→ Given data:
-- Opening Marker --
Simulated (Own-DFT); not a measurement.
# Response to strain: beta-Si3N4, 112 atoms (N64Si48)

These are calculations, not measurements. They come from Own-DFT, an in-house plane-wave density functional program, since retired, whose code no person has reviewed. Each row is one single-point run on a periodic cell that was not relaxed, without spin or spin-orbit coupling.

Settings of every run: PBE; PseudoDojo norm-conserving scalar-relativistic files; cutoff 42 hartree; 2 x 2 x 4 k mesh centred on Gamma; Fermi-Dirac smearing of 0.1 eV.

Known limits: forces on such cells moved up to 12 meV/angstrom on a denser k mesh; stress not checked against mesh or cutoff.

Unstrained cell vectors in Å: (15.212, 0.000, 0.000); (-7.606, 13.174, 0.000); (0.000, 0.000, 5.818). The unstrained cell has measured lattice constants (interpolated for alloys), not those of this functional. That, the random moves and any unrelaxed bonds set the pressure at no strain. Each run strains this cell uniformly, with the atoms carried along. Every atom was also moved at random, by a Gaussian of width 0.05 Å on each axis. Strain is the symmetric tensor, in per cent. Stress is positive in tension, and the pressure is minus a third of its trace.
-- Closing Marker --

→ Work order: Print, from the entries above, the line with "Settings of every", the line with "Known limits: forces" and all lines between them, exactly and with nothing else.

→ Task answer:
Settings of every run: PBE; PseudoDojo norm-conserving scalar-relativistic files; cutoff 42 hartree; 2 x 2 x 4 k mesh centred on Gamma; Fermi-Dirac smearing of 0.1 eV.

Known limits: forces on such cells moved up to 12 meV/angstrom on a denser k mesh; stress not checked against mesh or cutoff.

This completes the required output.